WORK TASK:
All that is asked is a faithful reproduction of the entries.

────────────────────

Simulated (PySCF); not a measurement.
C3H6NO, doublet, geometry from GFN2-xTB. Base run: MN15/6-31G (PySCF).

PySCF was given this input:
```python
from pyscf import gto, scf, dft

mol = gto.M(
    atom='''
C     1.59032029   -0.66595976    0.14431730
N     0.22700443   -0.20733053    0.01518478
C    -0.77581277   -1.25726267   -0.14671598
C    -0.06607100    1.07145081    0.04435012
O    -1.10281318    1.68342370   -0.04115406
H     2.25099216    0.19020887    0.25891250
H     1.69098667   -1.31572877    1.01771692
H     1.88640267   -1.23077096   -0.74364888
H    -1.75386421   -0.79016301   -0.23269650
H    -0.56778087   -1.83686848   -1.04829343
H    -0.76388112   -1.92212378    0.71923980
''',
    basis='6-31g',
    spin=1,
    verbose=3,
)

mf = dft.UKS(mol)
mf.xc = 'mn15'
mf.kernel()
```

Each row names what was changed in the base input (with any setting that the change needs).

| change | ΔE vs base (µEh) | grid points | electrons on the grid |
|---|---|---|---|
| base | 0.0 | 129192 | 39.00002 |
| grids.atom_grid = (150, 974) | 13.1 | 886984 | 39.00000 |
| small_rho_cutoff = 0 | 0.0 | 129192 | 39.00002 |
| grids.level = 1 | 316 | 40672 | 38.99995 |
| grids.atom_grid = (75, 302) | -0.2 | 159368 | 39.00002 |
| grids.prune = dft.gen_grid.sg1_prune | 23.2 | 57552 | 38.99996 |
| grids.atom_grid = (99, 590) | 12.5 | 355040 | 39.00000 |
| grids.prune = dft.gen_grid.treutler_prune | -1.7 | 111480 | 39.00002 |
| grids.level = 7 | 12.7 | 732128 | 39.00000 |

────────────────────

WRITTEN ANSWER:
Simulated (PySCF); not a measurement.
C3H6NO, doublet, geometry from GFN2-xTB. Base run: MN15/6-31G (PySCF).

PySCF was given this input:
```python
from pyscf import gto, scf, dft

mol = gto.M(
    atom='''
C     1.59032029   -0.66595976    0.14431730
N     0.22700443   -0.20733053    0.01518478
C    -0.77581277   -1.25726267   -0.14671598
C    -0.06607100    1.07145081    0.04435012
O    -1.10281318    1.68342370   -0.04115406
H     2.25099216    0.19020887    0.25891250
H     1.69098667   -1.31572877    1.01771692
H     1.88640267   -1.23077096   -0.74364888
H    -1.75386421   -0.79016301   -0.23269650
H    -0.56778087   -1.83686848   -1.04829343
H    -0.76388112   -1.92212378    0.71923980
''',
    basis='6-31g',
    spin=1,
    verbose=3,
)

mf = dft.UKS(mol)
mf.xc = 'mn15'
mf.kernel()
```

Each row names what was changed in the base input (with any setting that the change needs).

| change | ΔE vs base (µEh) | grid points | electrons on the grid |
|---|---|---|---|
| base | 0.0 | 129192 | 39.00002 |
| grids.atom_grid = (150, 974) | 13.1 | 886984 | 39.00000 |
| small_rho_cutoff = 0 | 0.0 | 129192 | 39.00002 |
| grids.level = 1 | 316 | 40672 | 38.99995 |
| grids.atom_grid = (75, 302) | -0.2 | 159368 | 39.00002 |
| grids.prune = dft.gen_grid.sg1_prune | 23.2 | 57552 | 38.99996 |
| grids.atom_grid = (99, 590) | 12.5 | 355040 | 39.00000 |
| grids.prune = dft.gen_grid.treutler_prune | -1.7 | 111480 | 39.00002 |
| grids.level = 7 | 12.7 | 732128 | 39.00000 |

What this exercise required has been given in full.